=== Data excerpts ===
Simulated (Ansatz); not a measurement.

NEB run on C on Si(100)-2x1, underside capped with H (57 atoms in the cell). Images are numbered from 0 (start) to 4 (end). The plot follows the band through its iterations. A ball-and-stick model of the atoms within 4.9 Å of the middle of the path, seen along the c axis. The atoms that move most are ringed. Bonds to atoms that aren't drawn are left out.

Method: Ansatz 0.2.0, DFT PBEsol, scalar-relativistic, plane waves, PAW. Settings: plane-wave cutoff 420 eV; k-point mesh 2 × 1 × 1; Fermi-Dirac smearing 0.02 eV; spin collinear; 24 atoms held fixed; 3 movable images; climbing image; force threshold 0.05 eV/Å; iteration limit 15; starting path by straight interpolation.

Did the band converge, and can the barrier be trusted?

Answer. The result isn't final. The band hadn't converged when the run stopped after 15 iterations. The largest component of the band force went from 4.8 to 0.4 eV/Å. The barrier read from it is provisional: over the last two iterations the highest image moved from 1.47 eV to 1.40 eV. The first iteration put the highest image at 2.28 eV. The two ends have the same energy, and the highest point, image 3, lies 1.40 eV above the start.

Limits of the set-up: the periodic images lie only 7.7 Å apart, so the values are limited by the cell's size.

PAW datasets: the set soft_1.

=== Work instruction ===
From the records above, print exactly the lines that run from the line with "Did the band" to the line with "Limits of the", inclusive.

=== Answer space ===
Did the band converge, and can the barrier be trusted?

Answer. The result isn't final. The band hadn't converged when the run stopped after 15 iterations. The largest component of the band force went from 4.8 to 0.4 eV/Å. The barrier read from it is provisional: over the last two iterations the highest image moved from 1.47 eV to 1.40 eV. The first iteration put the highest image at 2.28 eV. The two ends have the same energy, and the highest point, image 3, lies 1.40 eV above the start.

Limits of the set-up: the periodic images lie only 7.7 Å apart, so the values are limited by the cell's size.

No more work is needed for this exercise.